## REQUIRED ACTION
Output only the lines from the start of the entries through the line holding "A: 0.0 GPa.". Each line must match the original exactly.

= = = = = = =
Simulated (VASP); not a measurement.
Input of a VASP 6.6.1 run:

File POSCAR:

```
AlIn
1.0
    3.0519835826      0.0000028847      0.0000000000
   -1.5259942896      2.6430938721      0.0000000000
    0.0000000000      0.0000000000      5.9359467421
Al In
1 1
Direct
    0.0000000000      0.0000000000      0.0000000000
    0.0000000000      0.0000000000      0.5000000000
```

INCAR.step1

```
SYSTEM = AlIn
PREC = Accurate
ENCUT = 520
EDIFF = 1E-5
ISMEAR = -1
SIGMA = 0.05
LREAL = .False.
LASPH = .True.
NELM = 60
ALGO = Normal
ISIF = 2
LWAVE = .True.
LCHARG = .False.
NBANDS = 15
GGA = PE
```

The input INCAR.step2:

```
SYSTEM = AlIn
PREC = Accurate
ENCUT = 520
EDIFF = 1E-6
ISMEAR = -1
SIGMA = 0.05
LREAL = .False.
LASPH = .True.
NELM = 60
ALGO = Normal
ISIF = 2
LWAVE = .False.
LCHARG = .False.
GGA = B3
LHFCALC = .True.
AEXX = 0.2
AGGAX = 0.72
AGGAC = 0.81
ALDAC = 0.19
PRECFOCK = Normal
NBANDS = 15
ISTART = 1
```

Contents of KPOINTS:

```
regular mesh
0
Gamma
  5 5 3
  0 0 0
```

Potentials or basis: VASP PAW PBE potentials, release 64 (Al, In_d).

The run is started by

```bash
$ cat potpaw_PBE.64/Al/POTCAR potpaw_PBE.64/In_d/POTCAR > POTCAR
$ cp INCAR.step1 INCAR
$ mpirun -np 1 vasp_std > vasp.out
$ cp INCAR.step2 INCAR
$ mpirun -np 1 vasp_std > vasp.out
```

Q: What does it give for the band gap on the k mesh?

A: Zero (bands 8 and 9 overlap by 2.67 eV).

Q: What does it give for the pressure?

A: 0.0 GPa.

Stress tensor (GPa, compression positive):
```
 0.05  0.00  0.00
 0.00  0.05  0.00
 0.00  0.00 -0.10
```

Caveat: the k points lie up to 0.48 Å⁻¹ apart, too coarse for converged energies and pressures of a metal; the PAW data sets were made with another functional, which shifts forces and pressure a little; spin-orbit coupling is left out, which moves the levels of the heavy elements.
= = = = = = =

## RESPONSE
Simulated (VASP); not a measurement.
Input of a VASP 6.6.1 run:

File POSCAR:

```
AlIn
1.0
    3.0519835826      0.0000028847      0.0000000000
   -1.5259942896      2.6430938721      0.0000000000
    0.0000000000      0.0000000000      5.9359467421
Al In
1 1
Direct
    0.0000000000      0.0000000000      0.0000000000
    0.0000000000      0.0000000000      0.5000000000
```

INCAR.step1

```
SYSTEM = AlIn
PREC = Accurate
ENCUT = 520
EDIFF = 1E-5
ISMEAR = -1
SIGMA = 0.05
LREAL = .False.
LASPH = .True.
NELM = 60
ALGO = Normal
ISIF = 2
LWAVE = .True.
LCHARG = .False.
NBANDS = 15
GGA = PE
```

The input INCAR.step2:

```
SYSTEM = AlIn
PREC = Accurate
ENCUT = 520
EDIFF = 1E-6
ISMEAR = -1
SIGMA = 0.05
LREAL = .False.
LASPH = .True.
NELM = 60
ALGO = Normal
ISIF = 2
LWAVE = .False.
LCHARG = .False.
GGA = B3
LHFCALC = .True.
AEXX = 0.2
AGGAX = 0.72
AGGAC = 0.81
ALDAC = 0.19
PRECFOCK = Normal
NBANDS = 15
ISTART = 1
```

Contents of KPOINTS:

```
regular mesh
0
Gamma
  5 5 3
  0 0 0
```

Potentials or basis: VASP PAW PBE potentials, release 64 (Al, In_d).

The run is started by

```bash
$ cat potpaw_PBE.64/Al/POTCAR potpaw_PBE.64/In_d/POTCAR > POTCAR
$ cp INCAR.step1 INCAR
$ mpirun -np 1 vasp_std > vasp.out
$ cp INCAR.step2 INCAR
$ mpirun -np 1 vasp_std > vasp.out
```

Q: What does it give for the band gap on the k mesh?

A: Zero (bands 8 and 9 overlap by 2.67 eV).

Q: What does it give for the pressure?

A: 0.0 GPa.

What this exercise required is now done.